**Work order**
Restate all of the entries exactly, each line as it stands.

**Given entries**
__________________________________________________
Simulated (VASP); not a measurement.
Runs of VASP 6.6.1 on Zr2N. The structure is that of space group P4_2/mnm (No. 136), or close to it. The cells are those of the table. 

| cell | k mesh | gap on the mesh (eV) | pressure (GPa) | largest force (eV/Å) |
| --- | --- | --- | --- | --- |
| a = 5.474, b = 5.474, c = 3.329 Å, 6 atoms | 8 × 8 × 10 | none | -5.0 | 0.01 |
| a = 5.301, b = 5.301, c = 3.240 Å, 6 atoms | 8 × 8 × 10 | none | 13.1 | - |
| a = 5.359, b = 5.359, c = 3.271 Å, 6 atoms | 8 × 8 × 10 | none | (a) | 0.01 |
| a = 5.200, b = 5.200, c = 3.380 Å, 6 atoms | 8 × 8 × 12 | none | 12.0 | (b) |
__________________________________________________

**Your solution**
Simulated (VASP); not a measurement.
Runs of VASP 6.6.1 on Zr2N. The structure is that of space group P4_2/mnm (No. 136), or close to it. The cells are those of the table. 

| cell | k mesh | gap on the mesh (eV) | pressure (GPa) | largest force (eV/Å) |
| --- | --- | --- | --- | --- |
| a = 5.474, b = 5.474, c = 3.329 Å, 6 atoms | 8 × 8 × 10 | none | -5.0 | 0.01 |
| a = 5.301, b = 5.301, c = 3.240 Å, 6 atoms | 8 × 8 × 10 | none | 13.1 | - |
| a = 5.359, b = 5.359, c = 3.271 Å, 6 atoms | 8 × 8 × 10 | none | (a) | 0.01 |
| a = 5.200, b = 5.200, c = 3.380 Å, 6 atoms | 8 × 8 × 12 | none | 12.0 | (b) |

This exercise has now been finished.